— Record excerpts —
########
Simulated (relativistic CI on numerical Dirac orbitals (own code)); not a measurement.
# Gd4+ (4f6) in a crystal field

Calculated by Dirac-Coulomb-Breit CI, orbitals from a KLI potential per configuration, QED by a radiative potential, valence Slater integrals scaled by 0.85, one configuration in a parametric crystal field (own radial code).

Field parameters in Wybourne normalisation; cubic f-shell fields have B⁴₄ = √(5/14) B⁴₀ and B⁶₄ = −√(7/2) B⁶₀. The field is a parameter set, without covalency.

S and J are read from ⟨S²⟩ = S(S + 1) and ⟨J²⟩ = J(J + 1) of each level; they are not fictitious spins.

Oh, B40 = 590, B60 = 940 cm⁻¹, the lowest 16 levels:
########

— Assignment —
Print the material above verbatim, first line through the line containing "S and J are", both included.

— Exercise answer —
Simulated (relativistic CI on numerical Dirac orbitals (own code)); not a measurement.
# Gd4+ (4f6) in a crystal field

Calculated by Dirac-Coulomb-Breit CI, orbitals from a KLI potential per configuration, QED by a radiative potential, valence Slater integrals scaled by 0.85, one configuration in a parametric crystal field (own radial code).

Field parameters in Wybourne normalisation; cubic f-shell fields have B⁴₄ = √(5/14) B⁴₀ and B⁶₄ = −√(7/2) B⁶₀. The field is a parameter set, without covalency.

S and J are read from ⟨S²⟩ = S(S + 1) and ⟨J²⟩ = J(J + 1) of each level; they are not fictitious spins.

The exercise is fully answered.